— RECORDED DATA —
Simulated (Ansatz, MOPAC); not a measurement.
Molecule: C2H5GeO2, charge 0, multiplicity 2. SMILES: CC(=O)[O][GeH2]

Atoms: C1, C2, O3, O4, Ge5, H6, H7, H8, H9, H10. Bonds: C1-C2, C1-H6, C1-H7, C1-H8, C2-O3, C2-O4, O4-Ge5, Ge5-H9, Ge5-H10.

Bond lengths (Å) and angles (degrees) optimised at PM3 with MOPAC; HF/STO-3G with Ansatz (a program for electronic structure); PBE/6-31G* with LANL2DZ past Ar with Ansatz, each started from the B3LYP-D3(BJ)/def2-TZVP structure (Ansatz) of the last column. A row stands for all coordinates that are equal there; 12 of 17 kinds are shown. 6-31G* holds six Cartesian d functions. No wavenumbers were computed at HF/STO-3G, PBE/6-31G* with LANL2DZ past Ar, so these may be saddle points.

— TASK ITEM —
Would you please transcribe the lines above exactly, starting with the first line of the material and ending with the line that has "Atoms: C1, C2, O3, O4, Ge5, H6, H7, H8, H9, H10."?

— RESPONSE —
Simulated (Ansatz, MOPAC); not a measurement.
Molecule: C2H5GeO2, charge 0, multiplicity 2. SMILES: CC(=O)[O][GeH2]

Atoms: C1, C2, O3, O4, Ge5, H6, H7, H8, H9, H10. Bonds: C1-C2, C1-H6, C1-H7, C1-H8, C2-O3, C2-O4, O4-Ge5, Ge5-H9, Ge5-H10.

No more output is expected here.